### DATASET RECORDS ###
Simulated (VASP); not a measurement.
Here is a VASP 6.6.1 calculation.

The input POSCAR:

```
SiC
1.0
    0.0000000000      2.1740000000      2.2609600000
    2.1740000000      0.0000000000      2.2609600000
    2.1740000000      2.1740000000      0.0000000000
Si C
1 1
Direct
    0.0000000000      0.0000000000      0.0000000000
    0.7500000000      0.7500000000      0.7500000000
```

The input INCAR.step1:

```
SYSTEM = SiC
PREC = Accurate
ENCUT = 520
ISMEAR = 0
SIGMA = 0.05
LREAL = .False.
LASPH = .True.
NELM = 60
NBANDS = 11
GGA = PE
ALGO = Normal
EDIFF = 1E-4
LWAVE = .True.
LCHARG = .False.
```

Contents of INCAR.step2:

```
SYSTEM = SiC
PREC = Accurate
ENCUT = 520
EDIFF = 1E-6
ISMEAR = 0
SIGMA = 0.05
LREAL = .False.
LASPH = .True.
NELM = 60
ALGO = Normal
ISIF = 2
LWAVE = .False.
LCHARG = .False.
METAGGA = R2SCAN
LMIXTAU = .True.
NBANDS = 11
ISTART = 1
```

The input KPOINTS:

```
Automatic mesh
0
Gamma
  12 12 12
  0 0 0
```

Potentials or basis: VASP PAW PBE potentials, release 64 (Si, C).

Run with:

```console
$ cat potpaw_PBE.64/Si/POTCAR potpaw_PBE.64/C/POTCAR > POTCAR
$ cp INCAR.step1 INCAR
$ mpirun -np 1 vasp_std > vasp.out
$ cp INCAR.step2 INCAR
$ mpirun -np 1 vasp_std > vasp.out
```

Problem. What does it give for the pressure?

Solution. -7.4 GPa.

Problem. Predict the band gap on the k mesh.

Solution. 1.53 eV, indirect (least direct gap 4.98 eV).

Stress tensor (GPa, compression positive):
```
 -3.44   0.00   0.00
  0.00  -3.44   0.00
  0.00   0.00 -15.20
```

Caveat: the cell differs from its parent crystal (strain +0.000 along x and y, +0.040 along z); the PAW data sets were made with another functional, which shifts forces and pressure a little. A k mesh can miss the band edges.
###

§ **WORK REQUEST**:
What the task asks for is a word-for-word repeat of the lines above, from the first through the one containing "Problem. Predict the band gap on the k mesh.".

§ **WRITTEN ANSWER**:
Simulated (VASP); not a measurement.
Here is a VASP 6.6.1 calculation.

The input POSCAR:

```
SiC
1.0
    0.0000000000      2.1740000000      2.2609600000
    2.1740000000      0.0000000000      2.2609600000
    2.1740000000      2.1740000000      0.0000000000
Si C
1 1
Direct
    0.0000000000      0.0000000000      0.0000000000
    0.7500000000      0.7500000000      0.7500000000
```

The input INCAR.step1:

```
SYSTEM = SiC
PREC = Accurate
ENCUT = 520
ISMEAR = 0
SIGMA = 0.05
LREAL = .False.
LASPH = .True.
NELM = 60
NBANDS = 11
GGA = PE
ALGO = Normal
EDIFF = 1E-4
LWAVE = .True.
LCHARG = .False.
```

Contents of INCAR.step2:

```
SYSTEM = SiC
PREC = Accurate
ENCUT = 520
EDIFF = 1E-6
ISMEAR = 0
SIGMA = 0.05
LREAL = .False.
LASPH = .True.
NELM = 60
ALGO = Normal
ISIF = 2
LWAVE = .False.
LCHARG = .False.
METAGGA = R2SCAN
LMIXTAU = .True.
NBANDS = 11
ISTART = 1
```

The input KPOINTS:

```
Automatic mesh
0
Gamma
  12 12 12
  0 0 0
```

Potentials or basis: VASP PAW PBE potentials, release 64 (Si, C).

Run with:

```console
$ cat potpaw_PBE.64/Si/POTCAR potpaw_PBE.64/C/POTCAR > POTCAR
$ cp INCAR.step1 INCAR
$ mpirun -np 1 vasp_std > vasp.out
$ cp INCAR.step2 INCAR
$ mpirun -np 1 vasp_std > vasp.out
```

Problem. What does it give for the pressure?

Solution. -7.4 GPa.

Problem. Predict the band gap on the k mesh.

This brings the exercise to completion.